Please return the lines of the data below, word for word, from the first line through the line containing "geometry at Ge1?".

+++

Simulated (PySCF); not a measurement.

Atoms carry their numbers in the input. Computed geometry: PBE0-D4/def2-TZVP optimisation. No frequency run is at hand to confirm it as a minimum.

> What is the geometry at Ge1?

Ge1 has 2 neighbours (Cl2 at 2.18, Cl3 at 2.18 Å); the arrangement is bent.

+++

* [Reply]
Simulated (PySCF); not a measurement.

Atoms carry their numbers in the input. Computed geometry: PBE0-D4/def2-TZVP optimisation. No frequency run is at hand to confirm it as a minimum.

> What is the geometry at Ge1?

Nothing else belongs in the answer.